Return each line of the material below exactly. Begin at the first and end on the line with "Kinematic electron diffraction".

START Source material
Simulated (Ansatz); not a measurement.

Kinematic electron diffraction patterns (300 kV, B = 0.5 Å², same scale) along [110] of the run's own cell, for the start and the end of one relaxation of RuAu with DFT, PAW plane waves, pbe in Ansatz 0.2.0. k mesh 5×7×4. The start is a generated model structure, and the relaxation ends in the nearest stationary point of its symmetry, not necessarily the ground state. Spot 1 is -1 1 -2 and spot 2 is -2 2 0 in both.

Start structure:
END Source material

• [Response]
Simulated (Ansatz); not a measurement.

Kinematic electron diffraction patterns (300 kV, B = 0.5 Å², same scale) along [110] of the run's own cell, for the start and the end of one relaxation of RuAu with DFT, PAW plane waves, pbe in Ansatz 0.2.0. k mesh 5×7×4. The start is a generated model structure, and the relaxation ends in the nearest stationary point of its symmetry, not necessarily the ground state. Spot 1 is -1 1 -2 and spot 2 is -2 2 0 in both.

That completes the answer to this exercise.